[Assigned task] Restate the entries below word for word, leaving nothing out.

[Data provided]
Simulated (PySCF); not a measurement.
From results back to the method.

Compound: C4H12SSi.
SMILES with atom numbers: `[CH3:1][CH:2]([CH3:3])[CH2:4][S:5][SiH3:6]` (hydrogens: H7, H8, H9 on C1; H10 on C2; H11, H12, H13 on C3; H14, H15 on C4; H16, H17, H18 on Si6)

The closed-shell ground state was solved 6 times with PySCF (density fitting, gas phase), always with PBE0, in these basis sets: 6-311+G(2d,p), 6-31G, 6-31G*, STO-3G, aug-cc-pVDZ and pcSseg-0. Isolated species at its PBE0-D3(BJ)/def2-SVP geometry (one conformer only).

[Task output]
Simulated (PySCF); not a measurement.
From results back to the method.

Compound: C4H12SSi.
SMILES with atom numbers: `[CH3:1][CH:2]([CH3:3])[CH2:4][S:5][SiH3:6]` (hydrogens: H7, H8, H9 on C1; H10 on C2; H11, H12, H13 on C3; H14, H15 on C4; H16, H17, H18 on Si6)

The closed-shell ground state was solved 6 times with PySCF (density fitting, gas phase), always with PBE0, in these basis sets: 6-311+G(2d,p), 6-31G, 6-31G*, STO-3G, aug-cc-pVDZ and pcSseg-0. Isolated species at its PBE0-D3(BJ)/def2-SVP geometry (one conformer only).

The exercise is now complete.